**PROVIDED MATERIAL:**
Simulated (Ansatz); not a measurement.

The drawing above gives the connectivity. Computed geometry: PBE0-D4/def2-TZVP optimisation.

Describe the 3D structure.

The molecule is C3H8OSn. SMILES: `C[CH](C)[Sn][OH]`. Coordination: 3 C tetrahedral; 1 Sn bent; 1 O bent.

**ACTION ITEM:**
What is needed is an exact repetition of the lines from the first line of the records through the line containing "Describe the 3D structure.", both ends included, and nothing more.

**EXERCISE OUTPUT:**
Simulated (Ansatz); not a measurement.

The drawing above gives the connectivity. Computed geometry: PBE0-D4/def2-TZVP optimisation.

Describe the 3D structure.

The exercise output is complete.